Assigned task:
In the entries that follow, the lines from the one with "# SrZn2 (Imma)" through the one with "### Step 1. The cell of the first run" are the ones to write out, exactly and with both ends included. Nothing else should appear.

Record extracts:
——————
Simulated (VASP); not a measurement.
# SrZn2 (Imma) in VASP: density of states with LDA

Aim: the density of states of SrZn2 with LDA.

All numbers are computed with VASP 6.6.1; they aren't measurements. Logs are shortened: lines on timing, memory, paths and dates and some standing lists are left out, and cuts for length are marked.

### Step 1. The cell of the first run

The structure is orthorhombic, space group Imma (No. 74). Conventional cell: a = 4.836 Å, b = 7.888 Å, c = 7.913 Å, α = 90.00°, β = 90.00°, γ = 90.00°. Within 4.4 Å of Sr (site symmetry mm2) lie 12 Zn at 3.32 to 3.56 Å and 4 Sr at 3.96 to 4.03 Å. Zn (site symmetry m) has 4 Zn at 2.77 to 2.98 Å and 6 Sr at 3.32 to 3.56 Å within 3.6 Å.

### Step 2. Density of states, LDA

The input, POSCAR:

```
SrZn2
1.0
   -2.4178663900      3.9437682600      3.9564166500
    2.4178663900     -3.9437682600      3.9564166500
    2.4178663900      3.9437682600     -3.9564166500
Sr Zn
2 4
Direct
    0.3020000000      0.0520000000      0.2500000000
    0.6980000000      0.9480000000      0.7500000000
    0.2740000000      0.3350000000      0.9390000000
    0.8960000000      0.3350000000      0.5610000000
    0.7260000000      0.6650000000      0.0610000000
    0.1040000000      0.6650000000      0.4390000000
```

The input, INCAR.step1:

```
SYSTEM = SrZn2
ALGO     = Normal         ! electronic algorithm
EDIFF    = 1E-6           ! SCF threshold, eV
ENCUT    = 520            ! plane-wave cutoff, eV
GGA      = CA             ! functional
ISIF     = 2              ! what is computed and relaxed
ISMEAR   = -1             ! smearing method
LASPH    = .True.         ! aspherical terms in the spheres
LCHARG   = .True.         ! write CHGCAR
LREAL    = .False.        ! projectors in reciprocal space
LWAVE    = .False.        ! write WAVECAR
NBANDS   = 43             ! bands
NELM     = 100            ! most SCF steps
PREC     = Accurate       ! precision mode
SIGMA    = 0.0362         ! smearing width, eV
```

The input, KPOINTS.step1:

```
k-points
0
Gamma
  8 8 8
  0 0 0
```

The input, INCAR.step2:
——————

Written solution:
# SrZn2 (Imma) in VASP: density of states with LDA

Aim: the density of states of SrZn2 with LDA.

All numbers are computed with VASP 6.6.1; they aren't measurements. Logs are shortened: lines on timing, memory, paths and dates and some standing lists are left out, and cuts for length are marked.

### Step 1. The cell of the first run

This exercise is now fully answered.